-- Requirement --
Go through the lines below and retype each one exactly.

(Extracted data Opens)

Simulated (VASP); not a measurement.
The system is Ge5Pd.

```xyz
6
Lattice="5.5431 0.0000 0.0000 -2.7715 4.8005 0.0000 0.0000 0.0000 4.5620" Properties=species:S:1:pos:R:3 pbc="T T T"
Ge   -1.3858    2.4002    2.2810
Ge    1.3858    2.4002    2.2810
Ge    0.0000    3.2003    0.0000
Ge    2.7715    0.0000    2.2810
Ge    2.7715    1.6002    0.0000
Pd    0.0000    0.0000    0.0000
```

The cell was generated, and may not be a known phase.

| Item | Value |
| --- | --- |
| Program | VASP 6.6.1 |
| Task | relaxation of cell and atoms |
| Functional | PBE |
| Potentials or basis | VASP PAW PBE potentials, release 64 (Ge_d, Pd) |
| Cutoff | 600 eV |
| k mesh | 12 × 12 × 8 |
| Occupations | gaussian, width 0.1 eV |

(Extracted data Closes)

-- Solution --
Simulated (VASP); not a measurement.
The system is Ge5Pd.

```xyz
6
Lattice="5.5431 0.0000 0.0000 -2.7715 4.8005 0.0000 0.0000 0.0000 4.5620" Properties=species:S:1:pos:R:3 pbc="T T T"
Ge   -1.3858    2.4002    2.2810
Ge    1.3858    2.4002    2.2810
Ge    0.0000    3.2003    0.0000
Ge    2.7715    0.0000    2.2810
Ge    2.7715    1.6002    0.0000
Pd    0.0000    0.0000    0.0000
```

The cell was generated, and may not be a known phase.

| Item | Value |
| --- | --- |
| Program | VASP 6.6.1 |
| Task | relaxation of cell and atoms |
| Functional | PBE |
| Potentials or basis | VASP PAW PBE potentials, release 64 (Ge_d, Pd) |
| Cutoff | 600 eV |
| k mesh | 12 × 12 × 8 |
| Occupations | gaussian, width 0.1 eV |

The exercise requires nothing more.